^^^^^^^^

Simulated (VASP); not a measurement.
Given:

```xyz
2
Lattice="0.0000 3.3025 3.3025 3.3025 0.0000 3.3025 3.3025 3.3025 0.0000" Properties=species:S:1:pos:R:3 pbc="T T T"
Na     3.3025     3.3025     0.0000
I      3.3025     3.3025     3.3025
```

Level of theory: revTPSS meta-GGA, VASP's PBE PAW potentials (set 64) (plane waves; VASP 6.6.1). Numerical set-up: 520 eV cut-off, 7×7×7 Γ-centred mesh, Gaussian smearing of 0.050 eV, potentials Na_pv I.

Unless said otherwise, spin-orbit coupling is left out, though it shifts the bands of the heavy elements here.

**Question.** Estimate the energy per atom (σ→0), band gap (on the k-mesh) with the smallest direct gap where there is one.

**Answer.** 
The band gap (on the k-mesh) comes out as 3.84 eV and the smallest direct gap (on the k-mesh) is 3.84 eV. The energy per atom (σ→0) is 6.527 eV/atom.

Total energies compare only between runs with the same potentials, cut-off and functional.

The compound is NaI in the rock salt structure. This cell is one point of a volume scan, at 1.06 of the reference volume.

^^^^^^^^

Task item |
Every record above must be printed again exactly as it stands.

Task response |
Simulated (VASP); not a measurement.
Given:

```xyz
2
Lattice="0.0000 3.3025 3.3025 3.3025 0.0000 3.3025 3.3025 3.3025 0.0000" Properties=species:S:1:pos:R:3 pbc="T T T"
Na     3.3025     3.3025     0.0000
I      3.3025     3.3025     3.3025
```

Level of theory: revTPSS meta-GGA, VASP's PBE PAW potentials (set 64) (plane waves; VASP 6.6.1). Numerical set-up: 520 eV cut-off, 7×7×7 Γ-centred mesh, Gaussian smearing of 0.050 eV, potentials Na_pv I.

Unless said otherwise, spin-orbit coupling is left out, though it shifts the bands of the heavy elements here.

**Question.** Estimate the energy per atom (σ→0), band gap (on the k-mesh) with the smallest direct gap where there is one.

**Answer.** 
The band gap (on the k-mesh) comes out as 3.84 eV and the smallest direct gap (on the k-mesh) is 3.84 eV. The energy per atom (σ→0) is 6.527 eV/atom.

Total energies compare only between runs with the same potentials, cut-off and functional.

The compound is NaI in the rock salt structure. This cell is one point of a volume scan, at 1.06 of the reference volume.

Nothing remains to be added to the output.